Information shown:
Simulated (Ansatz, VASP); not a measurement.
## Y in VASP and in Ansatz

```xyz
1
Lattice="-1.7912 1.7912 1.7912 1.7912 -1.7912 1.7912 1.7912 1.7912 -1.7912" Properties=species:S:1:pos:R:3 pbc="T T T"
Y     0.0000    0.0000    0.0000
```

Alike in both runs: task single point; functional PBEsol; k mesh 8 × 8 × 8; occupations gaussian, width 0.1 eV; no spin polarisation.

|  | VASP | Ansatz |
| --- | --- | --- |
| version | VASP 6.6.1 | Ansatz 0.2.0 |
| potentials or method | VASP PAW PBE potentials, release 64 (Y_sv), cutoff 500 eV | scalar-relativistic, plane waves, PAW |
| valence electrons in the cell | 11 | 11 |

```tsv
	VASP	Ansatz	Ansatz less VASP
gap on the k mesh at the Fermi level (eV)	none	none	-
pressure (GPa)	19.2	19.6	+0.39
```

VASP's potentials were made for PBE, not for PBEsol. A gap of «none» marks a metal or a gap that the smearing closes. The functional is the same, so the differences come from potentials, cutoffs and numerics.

Brief:
Everything starting at the line containing "Alike in both" and ending at the line containing "Ansatz 0.2.0 |" in the records above should be repeated exactly, and only that.

Your solution:
Alike in both runs: task single point; functional PBEsol; k mesh 8 × 8 × 8; occupations gaussian, width 0.1 eV; no spin polarisation.

|  | VASP | Ansatz |
| --- | --- | --- |
| version | VASP 6.6.1 | Ansatz 0.2.0 |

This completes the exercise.